## EXTRACTED ENTRIES
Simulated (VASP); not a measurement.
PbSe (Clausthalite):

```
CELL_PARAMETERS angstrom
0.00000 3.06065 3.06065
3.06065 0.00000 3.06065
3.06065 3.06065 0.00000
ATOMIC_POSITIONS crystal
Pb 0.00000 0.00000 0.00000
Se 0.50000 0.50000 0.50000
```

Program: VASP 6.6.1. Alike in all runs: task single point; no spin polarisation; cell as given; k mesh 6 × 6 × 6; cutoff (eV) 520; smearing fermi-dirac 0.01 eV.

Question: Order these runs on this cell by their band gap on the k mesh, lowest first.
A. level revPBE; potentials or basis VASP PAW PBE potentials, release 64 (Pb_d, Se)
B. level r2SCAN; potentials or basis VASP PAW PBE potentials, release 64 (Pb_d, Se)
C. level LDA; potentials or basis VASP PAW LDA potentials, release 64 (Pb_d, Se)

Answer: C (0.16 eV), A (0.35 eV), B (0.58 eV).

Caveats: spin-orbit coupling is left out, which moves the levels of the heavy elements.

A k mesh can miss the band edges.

## WORK TASK
Take the entries above and return only the lines from the one with "B. level r2SCAN;" to the one with "Caveats: spin-orbit coupling", both included, unchanged.

## RESPONSE BOX
B. level r2SCAN; potentials or basis VASP PAW PBE potentials, release 64 (Pb_d, Se)
C. level LDA; potentials or basis VASP PAW LDA potentials, release 64 (Pb_d, Se)

Answer: C (0.16 eV), A (0.35 eV), B (0.58 eV).

Caveats: spin-orbit coupling is left out, which moves the levels of the heavy elements.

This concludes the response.